◆ Exercise
The task calls for every line of the data to be repeated exactly.

◆ Extracted information
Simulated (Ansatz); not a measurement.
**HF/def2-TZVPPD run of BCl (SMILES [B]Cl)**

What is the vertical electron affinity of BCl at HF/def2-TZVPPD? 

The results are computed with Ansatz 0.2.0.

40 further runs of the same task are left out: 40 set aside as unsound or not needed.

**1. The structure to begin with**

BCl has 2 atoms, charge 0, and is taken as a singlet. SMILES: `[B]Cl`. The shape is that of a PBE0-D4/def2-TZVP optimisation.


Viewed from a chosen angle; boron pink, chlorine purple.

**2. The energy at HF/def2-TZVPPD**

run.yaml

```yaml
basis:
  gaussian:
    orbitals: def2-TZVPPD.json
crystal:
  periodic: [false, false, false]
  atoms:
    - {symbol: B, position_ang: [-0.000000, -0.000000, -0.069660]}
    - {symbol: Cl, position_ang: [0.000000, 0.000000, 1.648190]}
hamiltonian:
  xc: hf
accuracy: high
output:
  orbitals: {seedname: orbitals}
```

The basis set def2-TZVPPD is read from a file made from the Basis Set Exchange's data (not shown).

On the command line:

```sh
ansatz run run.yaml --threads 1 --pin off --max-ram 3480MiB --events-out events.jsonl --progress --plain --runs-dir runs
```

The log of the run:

◆ Exercise solution
Simulated (Ansatz); not a measurement.
**HF/def2-TZVPPD run of BCl (SMILES [B]Cl)**

What is the vertical electron affinity of BCl at HF/def2-TZVPPD? 

The results are computed with Ansatz 0.2.0.

40 further runs of the same task are left out: 40 set aside as unsound or not needed.

**1. The structure to begin with**

BCl has 2 atoms, charge 0, and is taken as a singlet. SMILES: `[B]Cl`. The shape is that of a PBE0-D4/def2-TZVP optimisation.


Viewed from a chosen angle; boron pink, chlorine purple.

**2. The energy at HF/def2-TZVPPD**

run.yaml

```yaml
basis:
  gaussian:
    orbitals: def2-TZVPPD.json
crystal:
  periodic: [false, false, false]
  atoms:
    - {symbol: B, position_ang: [-0.000000, -0.000000, -0.069660]}
    - {symbol: Cl, position_ang: [0.000000, 0.000000, 1.648190]}
hamiltonian:
  xc: hf
accuracy: high
output:
  orbitals: {seedname: orbitals}
```

The basis set def2-TZVPPD is read from a file made from the Basis Set Exchange's data (not shown).

On the command line:

```sh
ansatz run run.yaml --threads 1 --pin off --max-ram 3480MiB --events-out events.jsonl --progress --plain --runs-dir runs
```

The log of the run:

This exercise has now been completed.